→ Given data:

------------------------------------------------

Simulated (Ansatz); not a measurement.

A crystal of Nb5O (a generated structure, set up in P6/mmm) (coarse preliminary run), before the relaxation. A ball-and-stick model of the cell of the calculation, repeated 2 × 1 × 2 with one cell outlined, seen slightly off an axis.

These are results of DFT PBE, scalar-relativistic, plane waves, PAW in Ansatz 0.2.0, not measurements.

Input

------------------------------------------------

Write the entries out again, exactly and completely.

Simulated (Ansatz); not a measurement.

A crystal of Nb5O (a generated structure, set up in P6/mmm) (coarse preliminary run), before the relaxation. A ball-and-stick model of the cell of the calculation, repeated 2 × 1 × 2 with one cell outlined, seen slightly off an axis.

These are results of DFT PBE, scalar-relativistic, plane waves, PAW in Ansatz 0.2.0, not measurements.

Input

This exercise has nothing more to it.